── DATA PROVIDED

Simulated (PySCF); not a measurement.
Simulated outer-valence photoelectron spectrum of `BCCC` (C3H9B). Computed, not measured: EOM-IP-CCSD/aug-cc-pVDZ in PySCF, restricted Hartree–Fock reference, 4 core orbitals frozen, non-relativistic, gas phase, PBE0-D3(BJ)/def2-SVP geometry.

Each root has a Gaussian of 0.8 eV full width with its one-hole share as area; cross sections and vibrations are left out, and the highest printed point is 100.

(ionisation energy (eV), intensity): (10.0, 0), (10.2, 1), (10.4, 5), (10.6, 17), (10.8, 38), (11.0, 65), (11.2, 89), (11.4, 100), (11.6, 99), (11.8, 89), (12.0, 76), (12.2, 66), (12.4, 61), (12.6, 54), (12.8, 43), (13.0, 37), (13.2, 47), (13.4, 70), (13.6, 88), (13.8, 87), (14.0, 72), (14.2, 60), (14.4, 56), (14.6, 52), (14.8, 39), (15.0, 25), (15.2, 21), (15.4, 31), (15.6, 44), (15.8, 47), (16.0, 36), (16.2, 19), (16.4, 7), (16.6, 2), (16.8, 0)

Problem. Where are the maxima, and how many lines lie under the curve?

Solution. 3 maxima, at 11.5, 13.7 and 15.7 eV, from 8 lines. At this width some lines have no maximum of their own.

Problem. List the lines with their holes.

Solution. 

────

## REQUIREMENT
The response should be a verbatim transcription of the data.

## WRITTEN SOLUTION
Simulated (PySCF); not a measurement.
Simulated outer-valence photoelectron spectrum of `BCCC` (C3H9B). Computed, not measured: EOM-IP-CCSD/aug-cc-pVDZ in PySCF, restricted Hartree–Fock reference, 4 core orbitals frozen, non-relativistic, gas phase, PBE0-D3(BJ)/def2-SVP geometry.

Each root has a Gaussian of 0.8 eV full width with its one-hole share as area; cross sections and vibrations are left out, and the highest printed point is 100.

(ionisation energy (eV), intensity): (10.0, 0), (10.2, 1), (10.4, 5), (10.6, 17), (10.8, 38), (11.0, 65), (11.2, 89), (11.4, 100), (11.6, 99), (11.8, 89), (12.0, 76), (12.2, 66), (12.4, 61), (12.6, 54), (12.8, 43), (13.0, 37), (13.2, 47), (13.4, 70), (13.6, 88), (13.8, 87), (14.0, 72), (14.2, 60), (14.4, 56), (14.6, 52), (14.8, 39), (15.0, 25), (15.2, 21), (15.4, 31), (15.6, 44), (15.8, 47), (16.0, 36), (16.2, 19), (16.4, 7), (16.6, 2), (16.8, 0)

Problem. Where are the maxima, and how many lines lie under the curve?

Solution. 3 maxima, at 11.5, 13.7 and 15.7 eV, from 8 lines. At this width some lines have no maximum of their own.

Problem. List the lines with their holes.

Solution. 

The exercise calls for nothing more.